[Extracted entries]:
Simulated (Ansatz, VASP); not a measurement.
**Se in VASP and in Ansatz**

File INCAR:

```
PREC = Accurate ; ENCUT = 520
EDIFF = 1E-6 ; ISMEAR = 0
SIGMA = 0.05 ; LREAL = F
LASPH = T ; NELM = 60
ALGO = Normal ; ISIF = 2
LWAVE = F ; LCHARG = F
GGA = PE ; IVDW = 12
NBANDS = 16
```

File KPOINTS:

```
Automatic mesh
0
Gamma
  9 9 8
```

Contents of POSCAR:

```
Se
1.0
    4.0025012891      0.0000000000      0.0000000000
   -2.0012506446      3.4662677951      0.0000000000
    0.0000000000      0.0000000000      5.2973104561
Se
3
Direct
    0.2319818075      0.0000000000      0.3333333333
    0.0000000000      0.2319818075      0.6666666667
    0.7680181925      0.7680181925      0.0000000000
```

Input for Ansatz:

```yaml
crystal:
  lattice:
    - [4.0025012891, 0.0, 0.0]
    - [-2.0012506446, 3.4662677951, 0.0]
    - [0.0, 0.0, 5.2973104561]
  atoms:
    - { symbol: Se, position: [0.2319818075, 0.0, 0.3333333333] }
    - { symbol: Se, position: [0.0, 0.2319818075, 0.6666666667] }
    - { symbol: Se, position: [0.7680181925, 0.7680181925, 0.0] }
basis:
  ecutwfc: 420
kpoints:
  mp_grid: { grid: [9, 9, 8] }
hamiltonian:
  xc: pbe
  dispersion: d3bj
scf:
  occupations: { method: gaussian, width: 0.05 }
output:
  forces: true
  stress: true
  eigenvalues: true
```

[Task item]:
Extract all the entries word for word.

[Written response]:
Simulated (Ansatz, VASP); not a measurement.
**Se in VASP and in Ansatz**

File INCAR:

```
PREC = Accurate ; ENCUT = 520
EDIFF = 1E-6 ; ISMEAR = 0
SIGMA = 0.05 ; LREAL = F
LASPH = T ; NELM = 60
ALGO = Normal ; ISIF = 2
LWAVE = F ; LCHARG = F
GGA = PE ; IVDW = 12
NBANDS = 16
```

File KPOINTS:

```
Automatic mesh
0
Gamma
  9 9 8
```

Contents of POSCAR:

```
Se
1.0
    4.0025012891      0.0000000000      0.0000000000
   -2.0012506446      3.4662677951      0.0000000000
    0.0000000000      0.0000000000      5.2973104561
Se
3
Direct
    0.2319818075      0.0000000000      0.3333333333
    0.0000000000      0.2319818075      0.6666666667
    0.7680181925      0.7680181925      0.0000000000
```

Input for Ansatz:

```yaml
crystal:
  lattice:
    - [4.0025012891, 0.0, 0.0]
    - [-2.0012506446, 3.4662677951, 0.0]
    - [0.0, 0.0, 5.2973104561]
  atoms:
    - { symbol: Se, position: [0.2319818075, 0.0, 0.3333333333] }
    - { symbol: Se, position: [0.0, 0.2319818075, 0.6666666667] }
    - { symbol: Se, position: [0.7680181925, 0.7680181925, 0.0] }
basis:
  ecutwfc: 420
kpoints:
  mp_grid: { grid: [9, 9, 8] }
hamiltonian:
  xc: pbe
  dispersion: d3bj
scf:
  occupations: { method: gaussian, width: 0.05 }
output:
  forces: true
  stress: true
  eigenvalues: true
```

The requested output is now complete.